### Extracted entries ###
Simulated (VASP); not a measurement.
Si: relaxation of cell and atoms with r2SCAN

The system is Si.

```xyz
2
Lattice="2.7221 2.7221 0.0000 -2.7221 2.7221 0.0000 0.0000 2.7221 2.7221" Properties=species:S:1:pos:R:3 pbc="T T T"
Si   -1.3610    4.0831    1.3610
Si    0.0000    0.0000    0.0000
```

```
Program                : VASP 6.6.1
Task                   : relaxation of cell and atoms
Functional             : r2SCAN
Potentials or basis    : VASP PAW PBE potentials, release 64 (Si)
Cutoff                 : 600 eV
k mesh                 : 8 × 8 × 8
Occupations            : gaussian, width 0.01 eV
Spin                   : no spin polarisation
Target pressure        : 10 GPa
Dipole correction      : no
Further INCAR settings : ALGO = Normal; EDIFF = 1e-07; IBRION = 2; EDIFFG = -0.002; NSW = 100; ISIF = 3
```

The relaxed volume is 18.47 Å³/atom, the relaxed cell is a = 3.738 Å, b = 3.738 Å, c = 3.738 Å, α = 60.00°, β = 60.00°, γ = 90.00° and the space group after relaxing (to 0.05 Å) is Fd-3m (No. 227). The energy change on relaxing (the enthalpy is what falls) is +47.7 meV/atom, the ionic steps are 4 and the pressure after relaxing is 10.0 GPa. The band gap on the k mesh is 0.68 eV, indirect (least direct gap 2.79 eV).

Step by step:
###

### Activity
The complete data above is to be written out again as it stands.

### Task output
Simulated (VASP); not a measurement.
Si: relaxation of cell and atoms with r2SCAN

The system is Si.

```xyz
2
Lattice="2.7221 2.7221 0.0000 -2.7221 2.7221 0.0000 0.0000 2.7221 2.7221" Properties=species:S:1:pos:R:3 pbc="T T T"
Si   -1.3610    4.0831    1.3610
Si    0.0000    0.0000    0.0000
```

```
Program                : VASP 6.6.1
Task                   : relaxation of cell and atoms
Functional             : r2SCAN
Potentials or basis    : VASP PAW PBE potentials, release 64 (Si)
Cutoff                 : 600 eV
k mesh                 : 8 × 8 × 8
Occupations            : gaussian, width 0.01 eV
Spin                   : no spin polarisation
Target pressure        : 10 GPa
Dipole correction      : no
Further INCAR settings : ALGO = Normal; EDIFF = 1e-07; IBRION = 2; EDIFFG = -0.002; NSW = 100; ISIF = 3
```

The relaxed volume is 18.47 Å³/atom, the relaxed cell is a = 3.738 Å, b = 3.738 Å, c = 3.738 Å, α = 60.00°, β = 60.00°, γ = 90.00° and the space group after relaxing (to 0.05 Å) is Fd-3m (No. 227). The energy change on relaxing (the enthalpy is what falls) is +47.7 meV/atom, the ionic steps are 4 and the pressure after relaxing is 10.0 GPa. The band gap on the k mesh is 0.68 eV, indirect (least direct gap 2.79 eV).

Step by step:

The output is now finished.